:: WORK REQUEST ::
In the material below, the lines from the one containing "SMILES C=Cc1ccc(S)cc1, GFN2-xTB" through the one containing "Density from B3LYP/def2-SVP" are to be given again exactly, ends included, and no others.

:: PROVIDED DATA ::
####################
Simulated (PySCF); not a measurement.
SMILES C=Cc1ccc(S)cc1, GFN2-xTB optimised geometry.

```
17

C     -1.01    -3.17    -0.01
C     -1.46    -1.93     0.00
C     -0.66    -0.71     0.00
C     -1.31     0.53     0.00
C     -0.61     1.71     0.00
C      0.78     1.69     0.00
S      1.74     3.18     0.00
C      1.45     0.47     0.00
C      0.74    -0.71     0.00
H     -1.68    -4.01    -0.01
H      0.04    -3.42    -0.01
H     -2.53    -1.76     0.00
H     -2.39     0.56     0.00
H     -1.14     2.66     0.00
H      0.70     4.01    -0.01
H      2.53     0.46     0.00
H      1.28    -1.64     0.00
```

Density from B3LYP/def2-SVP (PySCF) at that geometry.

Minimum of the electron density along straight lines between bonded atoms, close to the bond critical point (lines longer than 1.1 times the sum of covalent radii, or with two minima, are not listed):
####################

:: ANSWER BOX ::
SMILES C=Cc1ccc(S)cc1, GFN2-xTB optimised geometry.

```
17

C     -1.01    -3.17    -0.01
C     -1.46    -1.93     0.00
C     -0.66    -0.71     0.00
C     -1.31     0.53     0.00
C     -0.61     1.71     0.00
C      0.78     1.69     0.00
S      1.74     3.18     0.00
C      1.45     0.47     0.00
C      0.74    -0.71     0.00
H     -1.68    -4.01    -0.01
H      0.04    -3.42    -0.01
H     -2.53    -1.76     0.00
H     -2.39     0.56     0.00
H     -1.14     2.66     0.00
H      0.70     4.01    -0.01
H      2.53     0.46     0.00
H      1.28    -1.64     0.00
```

Density from B3LYP/def2-SVP (PySCF) at that geometry.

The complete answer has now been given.